Transcribe the entries in full, keeping each word as it is.

Data extracts >>
__________

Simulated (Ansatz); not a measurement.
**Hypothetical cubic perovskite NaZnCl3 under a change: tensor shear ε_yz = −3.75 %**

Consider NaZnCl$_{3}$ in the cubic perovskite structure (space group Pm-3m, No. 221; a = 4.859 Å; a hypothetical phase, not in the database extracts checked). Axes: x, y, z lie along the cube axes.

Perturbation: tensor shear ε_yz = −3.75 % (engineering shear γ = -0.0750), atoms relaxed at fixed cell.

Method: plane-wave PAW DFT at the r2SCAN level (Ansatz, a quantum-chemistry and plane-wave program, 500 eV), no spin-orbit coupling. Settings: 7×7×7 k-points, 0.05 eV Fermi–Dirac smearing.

__________

Written answer >>
Simulated (Ansatz); not a measurement.
**Hypothetical cubic perovskite NaZnCl3 under a change: tensor shear ε_yz = −3.75 %**

Consider NaZnCl$_{3}$ in the cubic perovskite structure (space group Pm-3m, No. 221; a = 4.859 Å; a hypothetical phase, not in the database extracts checked). Axes: x, y, z lie along the cube axes.

Perturbation: tensor shear ε_yz = −3.75 % (engineering shear γ = -0.0750), atoms relaxed at fixed cell.

Method: plane-wave PAW DFT at the r2SCAN level (Ansatz, a quantum-chemistry and plane-wave program, 500 eV), no spin-orbit coupling. Settings: 7×7×7 k-points, 0.05 eV Fermi–Dirac smearing.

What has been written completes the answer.